BEGIN SOURCE DATA
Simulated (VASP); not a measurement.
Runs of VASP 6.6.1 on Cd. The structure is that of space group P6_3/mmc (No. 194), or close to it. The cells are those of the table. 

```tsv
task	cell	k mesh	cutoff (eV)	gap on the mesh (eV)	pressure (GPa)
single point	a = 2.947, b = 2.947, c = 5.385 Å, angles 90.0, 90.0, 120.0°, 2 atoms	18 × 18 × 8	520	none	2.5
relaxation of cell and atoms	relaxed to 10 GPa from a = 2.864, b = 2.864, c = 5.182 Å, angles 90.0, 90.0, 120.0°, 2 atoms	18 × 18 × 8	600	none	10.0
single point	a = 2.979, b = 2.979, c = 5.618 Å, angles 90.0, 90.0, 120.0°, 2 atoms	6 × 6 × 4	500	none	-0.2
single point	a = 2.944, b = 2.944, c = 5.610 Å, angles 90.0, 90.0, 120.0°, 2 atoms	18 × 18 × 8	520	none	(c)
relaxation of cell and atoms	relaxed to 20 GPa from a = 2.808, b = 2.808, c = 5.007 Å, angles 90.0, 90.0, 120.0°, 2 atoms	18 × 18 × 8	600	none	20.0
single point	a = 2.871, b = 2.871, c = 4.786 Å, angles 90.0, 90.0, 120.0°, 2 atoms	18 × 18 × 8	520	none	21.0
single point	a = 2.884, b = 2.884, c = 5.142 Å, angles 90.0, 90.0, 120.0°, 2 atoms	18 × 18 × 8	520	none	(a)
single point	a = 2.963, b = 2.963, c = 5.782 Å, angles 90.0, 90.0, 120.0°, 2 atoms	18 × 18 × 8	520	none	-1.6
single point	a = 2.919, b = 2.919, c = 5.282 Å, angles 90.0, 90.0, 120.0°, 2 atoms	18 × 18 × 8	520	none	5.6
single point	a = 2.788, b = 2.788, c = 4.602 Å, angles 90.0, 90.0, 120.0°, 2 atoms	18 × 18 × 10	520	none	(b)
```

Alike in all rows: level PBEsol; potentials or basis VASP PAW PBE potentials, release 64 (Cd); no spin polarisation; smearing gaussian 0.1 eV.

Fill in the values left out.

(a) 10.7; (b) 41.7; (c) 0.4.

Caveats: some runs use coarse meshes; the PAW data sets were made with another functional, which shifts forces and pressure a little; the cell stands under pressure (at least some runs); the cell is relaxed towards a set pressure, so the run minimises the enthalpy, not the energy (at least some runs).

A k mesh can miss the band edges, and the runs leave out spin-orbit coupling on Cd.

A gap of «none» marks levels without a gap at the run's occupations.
END SOURCE DATA

#### WORK TASK:
Could you return, word for word, only the lines running from the first line of the material above to the line that contains "Fill in the values left out.", inclusive?

#### YOUR SOLUTION:
Simulated (VASP); not a measurement.
Runs of VASP 6.6.1 on Cd. The structure is that of space group P6_3/mmc (No. 194), or close to it. The cells are those of the table. 

```tsv
task	cell	k mesh	cutoff (eV)	gap on the mesh (eV)	pressure (GPa)
single point	a = 2.947, b = 2.947, c = 5.385 Å, angles 90.0, 90.0, 120.0°, 2 atoms	18 × 18 × 8	520	none	2.5
relaxation of cell and atoms	relaxed to 10 GPa from a = 2.864, b = 2.864, c = 5.182 Å, angles 90.0, 90.0, 120.0°, 2 atoms	18 × 18 × 8	600	none	10.0
single point	a = 2.979, b = 2.979, c = 5.618 Å, angles 90.0, 90.0, 120.0°, 2 atoms	6 × 6 × 4	500	none	-0.2
single point	a = 2.944, b = 2.944, c = 5.610 Å, angles 90.0, 90.0, 120.0°, 2 atoms	18 × 18 × 8	520	none	(c)
relaxation of cell and atoms	relaxed to 20 GPa from a = 2.808, b = 2.808, c = 5.007 Å, angles 90.0, 90.0, 120.0°, 2 atoms	18 × 18 × 8	600	none	20.0
single point	a = 2.871, b = 2.871, c = 4.786 Å, angles 90.0, 90.0, 120.0°, 2 atoms	18 × 18 × 8	520	none	21.0
single point	a = 2.884, b = 2.884, c = 5.142 Å, angles 90.0, 90.0, 120.0°, 2 atoms	18 × 18 × 8	520	none	(a)
single point	a = 2.963, b = 2.963, c = 5.782 Å, angles 90.0, 90.0, 120.0°, 2 atoms	18 × 18 × 8	520	none	-1.6
single point	a = 2.919, b = 2.919, c = 5.282 Å, angles 90.0, 90.0, 120.0°, 2 atoms	18 × 18 × 8	520	none	5.6
single point	a = 2.788, b = 2.788, c = 4.602 Å, angles 90.0, 90.0, 120.0°, 2 atoms	18 × 18 × 10	520	none	(b)
```

Alike in all rows: level PBEsol; potentials or basis VASP PAW PBE potentials, release 64 (Cd); no spin polarisation; smearing gaussian 0.1 eV.

Fill in the values left out.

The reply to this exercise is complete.